● REQUIRED ACTION: Only those lines in the data below from the line containing "values left out." through the line containing "Caveats: some runs", both included, should be restated word for word.

--- START ---

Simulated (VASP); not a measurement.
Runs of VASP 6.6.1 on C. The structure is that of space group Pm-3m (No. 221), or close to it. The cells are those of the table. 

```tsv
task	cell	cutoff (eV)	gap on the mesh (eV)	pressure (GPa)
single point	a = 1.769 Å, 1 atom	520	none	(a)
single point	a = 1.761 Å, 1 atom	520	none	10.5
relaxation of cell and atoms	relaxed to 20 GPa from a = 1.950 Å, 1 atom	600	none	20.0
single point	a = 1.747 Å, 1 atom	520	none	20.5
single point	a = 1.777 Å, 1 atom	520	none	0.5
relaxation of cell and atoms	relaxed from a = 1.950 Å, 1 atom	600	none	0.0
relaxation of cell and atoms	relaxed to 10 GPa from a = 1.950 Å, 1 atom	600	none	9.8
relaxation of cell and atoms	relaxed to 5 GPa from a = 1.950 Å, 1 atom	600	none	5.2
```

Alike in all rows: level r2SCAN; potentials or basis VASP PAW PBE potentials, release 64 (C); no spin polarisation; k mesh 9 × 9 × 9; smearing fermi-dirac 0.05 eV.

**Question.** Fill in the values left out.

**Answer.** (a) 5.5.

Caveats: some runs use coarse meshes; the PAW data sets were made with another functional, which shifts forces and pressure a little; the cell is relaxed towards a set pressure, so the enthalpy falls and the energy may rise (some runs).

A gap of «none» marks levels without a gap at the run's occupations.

--- END ---

● RESPONSE:
**Question.** Fill in the values left out.

**Answer.** (a) 5.5.

Caveats: some runs use coarse meshes; the PAW data sets were made with another functional, which shifts forces and pressure a little; the cell is relaxed towards a set pressure, so the enthalpy falls and the energy may rise (some runs).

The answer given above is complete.